▶ [DATASET EXTRACT]
╭──

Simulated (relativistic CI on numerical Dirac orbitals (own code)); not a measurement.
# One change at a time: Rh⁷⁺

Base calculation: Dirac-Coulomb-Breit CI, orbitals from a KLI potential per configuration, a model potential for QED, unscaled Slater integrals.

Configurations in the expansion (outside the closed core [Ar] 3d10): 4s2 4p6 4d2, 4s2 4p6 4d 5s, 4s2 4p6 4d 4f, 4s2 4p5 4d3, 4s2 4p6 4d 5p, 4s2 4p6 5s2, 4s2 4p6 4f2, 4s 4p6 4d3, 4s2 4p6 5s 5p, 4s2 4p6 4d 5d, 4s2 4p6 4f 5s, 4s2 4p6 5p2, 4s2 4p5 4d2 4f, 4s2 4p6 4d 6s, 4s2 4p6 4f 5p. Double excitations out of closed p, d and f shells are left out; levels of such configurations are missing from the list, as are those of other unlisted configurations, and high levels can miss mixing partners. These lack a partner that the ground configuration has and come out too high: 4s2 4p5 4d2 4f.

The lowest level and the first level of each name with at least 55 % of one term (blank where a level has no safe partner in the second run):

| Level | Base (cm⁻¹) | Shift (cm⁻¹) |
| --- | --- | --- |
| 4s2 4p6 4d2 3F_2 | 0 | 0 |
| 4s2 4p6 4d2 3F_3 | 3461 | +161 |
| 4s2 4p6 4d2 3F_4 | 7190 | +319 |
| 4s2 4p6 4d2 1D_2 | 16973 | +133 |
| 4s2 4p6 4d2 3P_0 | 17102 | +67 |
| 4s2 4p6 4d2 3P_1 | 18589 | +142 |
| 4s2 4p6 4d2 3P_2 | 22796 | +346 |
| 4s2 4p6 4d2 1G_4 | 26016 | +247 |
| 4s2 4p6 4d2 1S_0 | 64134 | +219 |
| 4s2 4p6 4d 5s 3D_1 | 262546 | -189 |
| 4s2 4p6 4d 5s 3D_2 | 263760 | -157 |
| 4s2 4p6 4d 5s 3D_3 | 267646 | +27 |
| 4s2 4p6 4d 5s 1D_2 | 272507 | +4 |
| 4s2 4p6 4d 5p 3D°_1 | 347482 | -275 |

╰──

▶ [WORK ORDER] From the data above, output exactly the lines between the one containing "7190 | +319 |" and the one containing "272507 | +4 |", counting both of them.

▶ [EXERCISE OUTPUT]
| 4s2 4p6 4d2 3F_4 | 7190 | +319 |
| 4s2 4p6 4d2 1D_2 | 16973 | +133 |
| 4s2 4p6 4d2 3P_0 | 17102 | +67 |
| 4s2 4p6 4d2 3P_1 | 18589 | +142 |
| 4s2 4p6 4d2 3P_2 | 22796 | +346 |
| 4s2 4p6 4d2 1G_4 | 26016 | +247 |
| 4s2 4p6 4d2 1S_0 | 64134 | +219 |
| 4s2 4p6 4d 5s 3D_1 | 262546 | -189 |
| 4s2 4p6 4d 5s 3D_2 | 263760 | -157 |
| 4s2 4p6 4d 5s 3D_3 | 267646 | +27 |
| 4s2 4p6 4d 5s 1D_2 | 272507 | +4 |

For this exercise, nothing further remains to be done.